[INFORMATION SUPPLIED — start]

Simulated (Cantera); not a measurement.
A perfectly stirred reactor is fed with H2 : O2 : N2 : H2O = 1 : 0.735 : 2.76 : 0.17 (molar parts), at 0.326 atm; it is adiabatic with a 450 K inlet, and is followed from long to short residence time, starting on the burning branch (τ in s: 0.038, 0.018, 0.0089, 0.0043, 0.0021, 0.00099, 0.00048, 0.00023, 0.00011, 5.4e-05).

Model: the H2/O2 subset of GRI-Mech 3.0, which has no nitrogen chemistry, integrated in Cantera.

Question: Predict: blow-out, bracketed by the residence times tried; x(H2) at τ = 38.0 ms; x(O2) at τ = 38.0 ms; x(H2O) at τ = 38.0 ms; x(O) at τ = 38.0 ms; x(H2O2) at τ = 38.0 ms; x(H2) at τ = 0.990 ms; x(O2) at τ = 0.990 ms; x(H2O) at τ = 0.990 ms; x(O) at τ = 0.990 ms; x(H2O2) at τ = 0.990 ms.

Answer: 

[INFORMATION SUPPLIED — finish]

TASK ITEM:
I'd like every record written out exactly as given.

EXPECTED ANSWER:
Simulated (Cantera); not a measurement.
A perfectly stirred reactor is fed with H2 : O2 : N2 : H2O = 1 : 0.735 : 2.76 : 0.17 (molar parts), at 0.326 atm; it is adiabatic with a 450 K inlet, and is followed from long to short residence time, starting on the burning branch (τ in s: 0.038, 0.018, 0.0089, 0.0043, 0.0021, 0.00099, 0.00048, 0.00023, 0.00011, 5.4e-05).

Model: the H2/O2 subset of GRI-Mech 3.0, which has no nitrogen chemistry, integrated in Cantera.

Question: Predict: blow-out, bracketed by the residence times tried; x(H2) at τ = 38.0 ms; x(O2) at τ = 38.0 ms; x(H2O) at τ = 38.0 ms; x(O) at τ = 38.0 ms; x(H2O2) at τ = 38.0 ms; x(H2) at τ = 0.990 ms; x(O2) at τ = 0.990 ms; x(H2O) at τ = 0.990 ms; x(O) at τ = 0.990 ms; x(H2O2) at τ = 0.990 ms.

Answer: 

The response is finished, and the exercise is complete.